#### Action item
An exact copy of the listing is what is needed here; write it out in full.

#### Excerpted data
>>>

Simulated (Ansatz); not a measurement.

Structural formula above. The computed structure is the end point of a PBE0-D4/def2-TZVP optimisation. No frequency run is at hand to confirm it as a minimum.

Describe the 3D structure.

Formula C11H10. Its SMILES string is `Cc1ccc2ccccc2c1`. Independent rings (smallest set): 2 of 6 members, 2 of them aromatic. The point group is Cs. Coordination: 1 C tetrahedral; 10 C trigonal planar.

<<<

#### Task answer
Simulated (Ansatz); not a measurement.

Structural formula above. The computed structure is the end point of a PBE0-D4/def2-TZVP optimisation. No frequency run is at hand to confirm it as a minimum.

Describe the 3D structure.

Formula C11H10. Its SMILES string is `Cc1ccc2ccccc2c1`. Independent rings (smallest set): 2 of 6 members, 2 of them aromatic. The point group is Cs. Coordination: 1 C tetrahedral; 10 C trigonal planar.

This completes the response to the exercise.